→ **Requirement**
In your answer, print every record exactly as it is written.

→ **Extracted entries**
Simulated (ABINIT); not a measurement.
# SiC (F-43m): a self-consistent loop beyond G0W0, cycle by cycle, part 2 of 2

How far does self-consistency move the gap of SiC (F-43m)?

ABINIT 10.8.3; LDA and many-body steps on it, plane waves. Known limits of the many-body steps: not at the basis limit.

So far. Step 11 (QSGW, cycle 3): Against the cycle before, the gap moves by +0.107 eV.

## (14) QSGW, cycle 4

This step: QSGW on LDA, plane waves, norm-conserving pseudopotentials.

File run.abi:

→ **Result**
Simulated (ABINIT); not a measurement.
# SiC (F-43m): a self-consistent loop beyond G0W0, cycle by cycle, part 2 of 2

How far does self-consistency move the gap of SiC (F-43m)?

ABINIT 10.8.3; LDA and many-body steps on it, plane waves. Known limits of the many-body steps: not at the basis limit.

So far. Step 11 (QSGW, cycle 3): Against the cycle before, the gap moves by +0.107 eV.

## (14) QSGW, cycle 4

This step: QSGW on LDA, plane waves, norm-conserving pseudopotentials.

File run.abi:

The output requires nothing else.